▶ **GIVEN RECORDS**
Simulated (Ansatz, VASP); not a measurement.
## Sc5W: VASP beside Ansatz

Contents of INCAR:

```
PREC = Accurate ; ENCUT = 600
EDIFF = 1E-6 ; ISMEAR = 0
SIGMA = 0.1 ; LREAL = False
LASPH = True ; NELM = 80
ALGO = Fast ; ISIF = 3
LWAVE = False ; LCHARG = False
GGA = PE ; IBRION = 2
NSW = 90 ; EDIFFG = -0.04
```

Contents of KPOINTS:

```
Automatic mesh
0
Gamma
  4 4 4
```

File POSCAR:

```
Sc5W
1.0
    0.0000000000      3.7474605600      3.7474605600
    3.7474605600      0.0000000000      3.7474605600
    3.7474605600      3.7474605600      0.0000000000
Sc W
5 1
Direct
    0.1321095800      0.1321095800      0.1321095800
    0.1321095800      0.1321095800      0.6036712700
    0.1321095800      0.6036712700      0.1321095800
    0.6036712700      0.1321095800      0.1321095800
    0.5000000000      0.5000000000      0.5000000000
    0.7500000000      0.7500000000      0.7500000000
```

▶ **WORK ITEM**
Top to bottom, set down the entries above word for word.

▶ **EXERCISE RESULT**
Simulated (Ansatz, VASP); not a measurement.
## Sc5W: VASP beside Ansatz

Contents of INCAR:

```
PREC = Accurate ; ENCUT = 600
EDIFF = 1E-6 ; ISMEAR = 0
SIGMA = 0.1 ; LREAL = False
LASPH = True ; NELM = 80
ALGO = Fast ; ISIF = 3
LWAVE = False ; LCHARG = False
GGA = PE ; IBRION = 2
NSW = 90 ; EDIFFG = -0.04
```

Contents of KPOINTS:

```
Automatic mesh
0
Gamma
  4 4 4
```

File POSCAR:

```
Sc5W
1.0
    0.0000000000      3.7474605600      3.7474605600
    3.7474605600      0.0000000000      3.7474605600
    3.7474605600      3.7474605600      0.0000000000
Sc W
5 1
Direct
    0.1321095800      0.1321095800      0.1321095800
    0.1321095800      0.1321095800      0.6036712700
    0.1321095800      0.6036712700      0.1321095800
    0.6036712700      0.1321095800      0.1321095800
    0.5000000000      0.5000000000      0.5000000000
    0.7500000000      0.7500000000      0.7500000000
```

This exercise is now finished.